Every line below needs to be reproduced exactly.

_Data for analysis:_
════

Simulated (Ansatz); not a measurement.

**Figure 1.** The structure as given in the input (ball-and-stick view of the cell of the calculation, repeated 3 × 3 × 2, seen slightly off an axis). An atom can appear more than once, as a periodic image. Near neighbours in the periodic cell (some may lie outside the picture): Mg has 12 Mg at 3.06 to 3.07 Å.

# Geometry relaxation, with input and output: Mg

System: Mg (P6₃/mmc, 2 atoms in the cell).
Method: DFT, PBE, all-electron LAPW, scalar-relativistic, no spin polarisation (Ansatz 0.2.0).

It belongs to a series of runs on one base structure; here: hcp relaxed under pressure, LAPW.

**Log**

════

_Exercise answer:_
Simulated (Ansatz); not a measurement.

**Figure 1.** The structure as given in the input (ball-and-stick view of the cell of the calculation, repeated 3 × 3 × 2, seen slightly off an axis). An atom can appear more than once, as a periodic image. Near neighbours in the periodic cell (some may lie outside the picture): Mg has 12 Mg at 3.06 to 3.07 Å.

# Geometry relaxation, with input and output: Mg

System: Mg (P6₃/mmc, 2 atoms in the cell).
Method: DFT, PBE, all-electron LAPW, scalar-relativistic, no spin polarisation (Ansatz 0.2.0).

It belongs to a series of runs on one base structure; here: hcp relaxed under pressure, LAPW.

**Log**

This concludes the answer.